>>

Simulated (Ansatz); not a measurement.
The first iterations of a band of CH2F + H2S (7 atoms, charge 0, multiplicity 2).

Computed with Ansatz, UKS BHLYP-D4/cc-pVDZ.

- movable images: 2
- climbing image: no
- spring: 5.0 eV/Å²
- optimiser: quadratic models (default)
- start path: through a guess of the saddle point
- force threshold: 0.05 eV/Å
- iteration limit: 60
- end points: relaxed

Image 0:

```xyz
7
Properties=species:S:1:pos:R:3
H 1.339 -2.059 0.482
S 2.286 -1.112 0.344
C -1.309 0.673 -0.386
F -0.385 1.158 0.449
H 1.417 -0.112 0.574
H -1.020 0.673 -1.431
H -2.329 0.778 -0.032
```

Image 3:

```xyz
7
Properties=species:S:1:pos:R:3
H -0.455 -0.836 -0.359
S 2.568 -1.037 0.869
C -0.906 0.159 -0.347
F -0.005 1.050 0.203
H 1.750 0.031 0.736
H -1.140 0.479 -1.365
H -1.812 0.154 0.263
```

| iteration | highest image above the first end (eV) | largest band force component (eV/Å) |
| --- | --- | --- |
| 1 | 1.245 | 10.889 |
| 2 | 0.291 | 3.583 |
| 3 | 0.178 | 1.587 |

<<

• Exercise: Exactly as written, set down all of the material.

• Task result:
Simulated (Ansatz); not a measurement.
The first iterations of a band of CH2F + H2S (7 atoms, charge 0, multiplicity 2).

Computed with Ansatz, UKS BHLYP-D4/cc-pVDZ.

- movable images: 2
- climbing image: no
- spring: 5.0 eV/Å²
- optimiser: quadratic models (default)
- start path: through a guess of the saddle point
- force threshold: 0.05 eV/Å
- iteration limit: 60
- end points: relaxed

Image 0:

```xyz
7
Properties=species:S:1:pos:R:3
H 1.339 -2.059 0.482
S 2.286 -1.112 0.344
C -1.309 0.673 -0.386
F -0.385 1.158 0.449
H 1.417 -0.112 0.574
H -1.020 0.673 -1.431
H -2.329 0.778 -0.032
```

Image 3:

```xyz
7
Properties=species:S:1:pos:R:3
H -0.455 -0.836 -0.359
S 2.568 -1.037 0.869
C -0.906 0.159 -0.347
F -0.005 1.050 0.203
H 1.750 0.031 0.736
H -1.140 0.479 -1.365
H -1.812 0.154 0.263
```

| iteration | highest image above the first end (eV) | largest band force component (eV/Å) |
| --- | --- | --- |
| 1 | 1.245 | 10.889 |
| 2 | 0.291 | 3.583 |
| 3 | 0.178 | 1.587 |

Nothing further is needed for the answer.